Brief: Once the line containing "Question: Give the" is found in the records below, return it and each following line exactly, up to and including the line containing "Caution: stretched shape", and nothing else.

::: Entries provided :::

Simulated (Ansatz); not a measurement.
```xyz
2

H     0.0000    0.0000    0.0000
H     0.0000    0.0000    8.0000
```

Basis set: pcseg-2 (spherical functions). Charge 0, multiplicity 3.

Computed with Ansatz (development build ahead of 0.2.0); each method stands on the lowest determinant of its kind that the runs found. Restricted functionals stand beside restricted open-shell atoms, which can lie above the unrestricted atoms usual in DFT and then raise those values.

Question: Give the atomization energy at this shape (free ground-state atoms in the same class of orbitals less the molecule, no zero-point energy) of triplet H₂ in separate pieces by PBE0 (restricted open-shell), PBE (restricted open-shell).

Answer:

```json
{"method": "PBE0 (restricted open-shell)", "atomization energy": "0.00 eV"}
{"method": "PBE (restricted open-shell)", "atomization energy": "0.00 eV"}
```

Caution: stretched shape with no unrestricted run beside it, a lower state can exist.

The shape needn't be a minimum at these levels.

:::

Response area:
Question: Give the atomization energy at this shape (free ground-state atoms in the same class of orbitals less the molecule, no zero-point energy) of triplet H₂ in separate pieces by PBE0 (restricted open-shell), PBE (restricted open-shell).

Answer:

```json
{"method": "PBE0 (restricted open-shell)", "atomization energy": "0.00 eV"}
{"method": "PBE (restricted open-shell)", "atomization energy": "0.00 eV"}
```

Caution: stretched shape with no unrestricted run beside it, a lower state can exist.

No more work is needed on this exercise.